■ Record excerpts:
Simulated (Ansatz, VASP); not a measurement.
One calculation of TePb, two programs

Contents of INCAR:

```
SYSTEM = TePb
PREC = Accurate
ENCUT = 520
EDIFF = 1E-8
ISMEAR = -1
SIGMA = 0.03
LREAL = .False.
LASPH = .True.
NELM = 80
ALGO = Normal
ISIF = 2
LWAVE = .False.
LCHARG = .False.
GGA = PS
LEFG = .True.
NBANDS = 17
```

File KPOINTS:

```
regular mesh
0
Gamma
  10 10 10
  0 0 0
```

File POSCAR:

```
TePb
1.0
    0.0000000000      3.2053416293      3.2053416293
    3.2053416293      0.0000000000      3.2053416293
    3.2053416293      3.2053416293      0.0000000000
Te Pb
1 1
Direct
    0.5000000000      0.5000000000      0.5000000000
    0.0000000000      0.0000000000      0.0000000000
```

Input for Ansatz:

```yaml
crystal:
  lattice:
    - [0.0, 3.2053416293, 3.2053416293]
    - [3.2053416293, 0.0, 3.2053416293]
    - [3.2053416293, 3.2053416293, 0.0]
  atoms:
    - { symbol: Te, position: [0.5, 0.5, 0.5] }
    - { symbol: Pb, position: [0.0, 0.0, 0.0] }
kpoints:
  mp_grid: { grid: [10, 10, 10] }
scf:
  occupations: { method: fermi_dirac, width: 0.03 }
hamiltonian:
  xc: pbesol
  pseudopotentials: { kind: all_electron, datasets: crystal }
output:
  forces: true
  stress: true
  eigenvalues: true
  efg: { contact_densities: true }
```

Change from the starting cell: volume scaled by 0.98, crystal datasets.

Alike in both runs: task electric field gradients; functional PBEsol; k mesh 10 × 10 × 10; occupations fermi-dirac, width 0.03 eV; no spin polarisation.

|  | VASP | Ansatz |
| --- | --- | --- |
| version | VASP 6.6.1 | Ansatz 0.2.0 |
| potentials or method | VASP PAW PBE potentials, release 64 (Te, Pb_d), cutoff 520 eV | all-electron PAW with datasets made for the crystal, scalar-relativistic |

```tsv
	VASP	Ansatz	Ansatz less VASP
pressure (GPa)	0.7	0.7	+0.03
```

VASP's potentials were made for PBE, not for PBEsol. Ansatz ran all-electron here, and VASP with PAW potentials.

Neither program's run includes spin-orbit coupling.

■ Activity:
Reproduce, line for line, the material, starting at its first line, and end once the line holding "VASP's potentials were" has been output.

■ Answer section:
Simulated (Ansatz, VASP); not a measurement.
One calculation of TePb, two programs

Contents of INCAR:

```
SYSTEM = TePb
PREC = Accurate
ENCUT = 520
EDIFF = 1E-8
ISMEAR = -1
SIGMA = 0.03
LREAL = .False.
LASPH = .True.
NELM = 80
ALGO = Normal
ISIF = 2
LWAVE = .False.
LCHARG = .False.
GGA = PS
LEFG = .True.
NBANDS = 17
```

File KPOINTS:

```
regular mesh
0
Gamma
  10 10 10
  0 0 0
```

File POSCAR:

```
TePb
1.0
    0.0000000000      3.2053416293      3.2053416293
    3.2053416293      0.0000000000      3.2053416293
    3.2053416293      3.2053416293      0.0000000000
Te Pb
1 1
Direct
    0.5000000000      0.5000000000      0.5000000000
    0.0000000000      0.0000000000      0.0000000000
```

Input for Ansatz:

```yaml
crystal:
  lattice:
    - [0.0, 3.2053416293, 3.2053416293]
    - [3.2053416293, 0.0, 3.2053416293]
    - [3.2053416293, 3.2053416293, 0.0]
  atoms:
    - { symbol: Te, position: [0.5, 0.5, 0.5] }
    - { symbol: Pb, position: [0.0, 0.0, 0.0] }
kpoints:
  mp_grid: { grid: [10, 10, 10] }
scf:
  occupations: { method: fermi_dirac, width: 0.03 }
hamiltonian:
  xc: pbesol
  pseudopotentials: { kind: all_electron, datasets: crystal }
output:
  forces: true
  stress: true
  eigenvalues: true
  efg: { contact_densities: true }
```

Change from the starting cell: volume scaled by 0.98, crystal datasets.

Alike in both runs: task electric field gradients; functional PBEsol; k mesh 10 × 10 × 10; occupations fermi-dirac, width 0.03 eV; no spin polarisation.

|  | VASP | Ansatz |
| --- | --- | --- |
| version | VASP 6.6.1 | Ansatz 0.2.0 |
| potentials or method | VASP PAW PBE potentials, release 64 (Te, Pb_d), cutoff 520 eV | all-electron PAW with datasets made for the crystal, scalar-relativistic |

```tsv
	VASP	Ansatz	Ansatz less VASP
pressure (GPa)	0.7	0.7	+0.03
```

VASP's potentials were made for PBE, not for PBEsol. Ansatz ran all-electron here, and VASP with PAW potentials.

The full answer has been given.